* _REQUIRED ACTION_:
Among the records that follow, set down only the lines from the one containing "Method: DFT, PBE, all-electron" to the one containing "Points in fractions", both included, exactly.

* _SOURCE INFORMATION_:
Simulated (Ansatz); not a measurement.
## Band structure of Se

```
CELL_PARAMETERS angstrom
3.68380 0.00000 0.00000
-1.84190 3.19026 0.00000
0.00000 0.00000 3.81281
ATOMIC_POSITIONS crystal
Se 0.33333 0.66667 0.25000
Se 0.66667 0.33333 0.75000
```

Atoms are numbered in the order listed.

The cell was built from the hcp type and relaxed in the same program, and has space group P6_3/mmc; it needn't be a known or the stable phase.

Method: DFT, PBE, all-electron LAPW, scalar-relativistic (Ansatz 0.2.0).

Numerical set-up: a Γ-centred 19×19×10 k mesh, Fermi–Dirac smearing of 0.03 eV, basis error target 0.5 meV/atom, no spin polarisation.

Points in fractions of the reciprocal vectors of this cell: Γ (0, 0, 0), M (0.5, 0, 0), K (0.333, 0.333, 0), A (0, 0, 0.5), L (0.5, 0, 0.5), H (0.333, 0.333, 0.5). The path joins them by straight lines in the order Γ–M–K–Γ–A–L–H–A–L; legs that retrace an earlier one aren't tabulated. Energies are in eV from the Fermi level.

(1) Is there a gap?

* _ANSWER BOX_:
Method: DFT, PBE, all-electron LAPW, scalar-relativistic (Ansatz 0.2.0).

Numerical set-up: a Γ-centred 19×19×10 k mesh, Fermi–Dirac smearing of 0.03 eV, basis error target 0.5 meV/atom, no spin polarisation.

Points in fractions of the reciprocal vectors of this cell: Γ (0, 0, 0), M (0.5, 0, 0), K (0.333, 0.333, 0), A (0, 0, 0.5), L (0.5, 0, 0.5), H (0.333, 0.333, 0.5). The path joins them by straight lines in the order Γ–M–K–Γ–A–L–H–A–L; legs that retrace an earlier one aren't tabulated. Energies are in eV from the Fermi level.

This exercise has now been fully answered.